* [GIVEN DATA]:
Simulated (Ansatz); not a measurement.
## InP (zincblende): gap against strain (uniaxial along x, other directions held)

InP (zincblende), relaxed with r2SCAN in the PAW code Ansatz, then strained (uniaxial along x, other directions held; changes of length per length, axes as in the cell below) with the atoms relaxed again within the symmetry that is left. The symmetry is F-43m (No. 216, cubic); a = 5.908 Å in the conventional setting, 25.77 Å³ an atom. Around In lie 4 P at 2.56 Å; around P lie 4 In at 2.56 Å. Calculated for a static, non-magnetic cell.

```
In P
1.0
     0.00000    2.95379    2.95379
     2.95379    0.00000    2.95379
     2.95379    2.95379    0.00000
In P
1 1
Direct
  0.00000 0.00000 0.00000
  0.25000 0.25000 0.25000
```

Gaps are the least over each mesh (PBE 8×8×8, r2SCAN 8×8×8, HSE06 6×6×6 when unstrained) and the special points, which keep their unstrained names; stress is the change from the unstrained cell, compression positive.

* [WORK TASK]:
Will you return exactly the lines above from the one with "## InP (zincblende): gap" down to the one with "InP (zincblende), relaxed", counting both as part of the range?

* [EXERCISE RESULT]:
## InP (zincblende): gap against strain (uniaxial along x, other directions held)

InP (zincblende), relaxed with r2SCAN in the PAW code Ansatz, then strained (uniaxial along x, other directions held; changes of length per length, axes as in the cell below) with the atoms relaxed again within the symmetry that is left. The symmetry is F-43m (No. 216, cubic); a = 5.908 Å in the conventional setting, 25.77 Å³ an atom. Around In lie 4 P at 2.56 Å; around P lie 4 In at 2.56 Å. Calculated for a static, non-magnetic cell.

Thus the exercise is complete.